▶ _Work item_
Please return each of the entries that follow, unchanged in every word.

▶ _Supplied data_
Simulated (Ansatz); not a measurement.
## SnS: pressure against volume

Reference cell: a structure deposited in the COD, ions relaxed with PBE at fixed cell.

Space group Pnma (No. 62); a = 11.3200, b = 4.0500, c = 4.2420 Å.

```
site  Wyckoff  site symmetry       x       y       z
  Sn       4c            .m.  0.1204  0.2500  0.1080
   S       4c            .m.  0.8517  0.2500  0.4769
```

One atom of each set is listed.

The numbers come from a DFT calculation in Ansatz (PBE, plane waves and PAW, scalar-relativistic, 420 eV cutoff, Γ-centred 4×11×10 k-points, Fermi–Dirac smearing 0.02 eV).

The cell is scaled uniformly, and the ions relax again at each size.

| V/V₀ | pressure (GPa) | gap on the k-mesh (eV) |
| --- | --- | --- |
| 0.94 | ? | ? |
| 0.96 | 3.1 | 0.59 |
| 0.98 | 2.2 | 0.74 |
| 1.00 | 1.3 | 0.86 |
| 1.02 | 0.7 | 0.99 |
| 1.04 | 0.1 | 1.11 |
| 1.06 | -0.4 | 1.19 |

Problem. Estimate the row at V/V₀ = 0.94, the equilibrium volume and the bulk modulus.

▶ _Expected answer_
Simulated (Ansatz); not a measurement.
## SnS: pressure against volume

Reference cell: a structure deposited in the COD, ions relaxed with PBE at fixed cell.

Space group Pnma (No. 62); a = 11.3200, b = 4.0500, c = 4.2420 Å.

```
site  Wyckoff  site symmetry       x       y       z
  Sn       4c            .m.  0.1204  0.2500  0.1080
   S       4c            .m.  0.8517  0.2500  0.4769
```

One atom of each set is listed.

The numbers come from a DFT calculation in Ansatz (PBE, plane waves and PAW, scalar-relativistic, 420 eV cutoff, Γ-centred 4×11×10 k-points, Fermi–Dirac smearing 0.02 eV).

The cell is scaled uniformly, and the ions relax again at each size.

| V/V₀ | pressure (GPa) | gap on the k-mesh (eV) |
| --- | --- | --- |
| 0.94 | ? | ? |
| 0.96 | 3.1 | 0.59 |
| 0.98 | 2.2 | 0.74 |
| 1.00 | 1.3 | 0.86 |
| 1.02 | 0.7 | 0.99 |
| 1.04 | 0.1 | 1.11 |
| 1.06 | -0.4 | 1.19 |

Problem. Estimate the row at V/V₀ = 0.94, the equilibrium volume and the bulk modulus.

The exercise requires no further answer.